Required action ▸
All that is wanted is a word-for-word copy of the data from its first line to the line containing "Q: Estimate the wall time of this run.", both included.

Information given ▸
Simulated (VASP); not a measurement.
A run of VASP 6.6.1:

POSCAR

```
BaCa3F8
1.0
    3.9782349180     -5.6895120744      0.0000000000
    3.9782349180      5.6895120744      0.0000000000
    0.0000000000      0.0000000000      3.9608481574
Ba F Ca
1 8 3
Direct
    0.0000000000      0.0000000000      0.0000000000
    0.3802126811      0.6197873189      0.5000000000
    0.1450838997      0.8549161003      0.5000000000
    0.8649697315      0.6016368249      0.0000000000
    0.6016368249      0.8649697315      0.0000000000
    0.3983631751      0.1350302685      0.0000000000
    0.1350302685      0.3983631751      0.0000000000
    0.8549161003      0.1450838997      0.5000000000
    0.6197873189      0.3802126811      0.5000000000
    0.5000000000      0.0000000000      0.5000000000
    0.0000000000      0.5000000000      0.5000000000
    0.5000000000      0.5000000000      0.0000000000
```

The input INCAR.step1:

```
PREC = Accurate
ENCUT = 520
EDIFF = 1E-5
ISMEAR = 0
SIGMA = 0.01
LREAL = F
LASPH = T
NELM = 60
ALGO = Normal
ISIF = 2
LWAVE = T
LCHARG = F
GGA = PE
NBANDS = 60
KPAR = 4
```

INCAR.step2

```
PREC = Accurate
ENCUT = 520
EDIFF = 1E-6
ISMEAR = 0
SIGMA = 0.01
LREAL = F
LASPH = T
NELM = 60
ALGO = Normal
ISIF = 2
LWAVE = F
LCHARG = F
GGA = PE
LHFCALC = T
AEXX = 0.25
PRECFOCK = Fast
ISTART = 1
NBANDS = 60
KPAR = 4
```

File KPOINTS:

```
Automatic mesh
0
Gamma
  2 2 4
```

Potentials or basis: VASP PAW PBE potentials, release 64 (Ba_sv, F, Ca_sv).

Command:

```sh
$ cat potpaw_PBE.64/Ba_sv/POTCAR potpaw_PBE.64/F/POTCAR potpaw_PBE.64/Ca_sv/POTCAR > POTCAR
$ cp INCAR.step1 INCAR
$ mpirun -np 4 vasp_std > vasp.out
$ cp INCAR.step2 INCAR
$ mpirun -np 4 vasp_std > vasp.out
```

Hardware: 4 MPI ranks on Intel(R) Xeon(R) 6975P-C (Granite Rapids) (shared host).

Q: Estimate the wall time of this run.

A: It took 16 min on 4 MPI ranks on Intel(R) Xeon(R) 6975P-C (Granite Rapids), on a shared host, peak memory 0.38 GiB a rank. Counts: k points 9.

Response area ▸
Simulated (VASP); not a measurement.
A run of VASP 6.6.1:

POSCAR

```
BaCa3F8
1.0
    3.9782349180     -5.6895120744      0.0000000000
    3.9782349180      5.6895120744      0.0000000000
    0.0000000000      0.0000000000      3.9608481574
Ba F Ca
1 8 3
Direct
    0.0000000000      0.0000000000      0.0000000000
    0.3802126811      0.6197873189      0.5000000000
    0.1450838997      0.8549161003      0.5000000000
    0.8649697315      0.6016368249      0.0000000000
    0.6016368249      0.8649697315      0.0000000000
    0.3983631751      0.1350302685      0.0000000000
    0.1350302685      0.3983631751      0.0000000000
    0.8549161003      0.1450838997      0.5000000000
    0.6197873189      0.3802126811      0.5000000000
    0.5000000000      0.0000000000      0.5000000000
    0.0000000000      0.5000000000      0.5000000000
    0.5000000000      0.5000000000      0.0000000000
```

The input INCAR.step1:

```
PREC = Accurate
ENCUT = 520
EDIFF = 1E-5
ISMEAR = 0
SIGMA = 0.01
LREAL = F
LASPH = T
NELM = 60
ALGO = Normal
ISIF = 2
LWAVE = T
LCHARG = F
GGA = PE
NBANDS = 60
KPAR = 4
```

INCAR.step2

```
PREC = Accurate
ENCUT = 520
EDIFF = 1E-6
ISMEAR = 0
SIGMA = 0.01
LREAL = F
LASPH = T
NELM = 60
ALGO = Normal
ISIF = 2
LWAVE = F
LCHARG = F
GGA = PE
LHFCALC = T
AEXX = 0.25
PRECFOCK = Fast
ISTART = 1
NBANDS = 60
KPAR = 4
```

File KPOINTS:

```
Automatic mesh
0
Gamma
  2 2 4
```

Potentials or basis: VASP PAW PBE potentials, release 64 (Ba_sv, F, Ca_sv).

Command:

```sh
$ cat potpaw_PBE.64/Ba_sv/POTCAR potpaw_PBE.64/F/POTCAR potpaw_PBE.64/Ca_sv/POTCAR > POTCAR
$ cp INCAR.step1 INCAR
$ mpirun -np 4 vasp_std > vasp.out
$ cp INCAR.step2 INCAR
$ mpirun -np 4 vasp_std > vasp.out
```

Hardware: 4 MPI ranks on Intel(R) Xeon(R) 6975P-C (Granite Rapids) (shared host).

Q: Estimate the wall time of this run.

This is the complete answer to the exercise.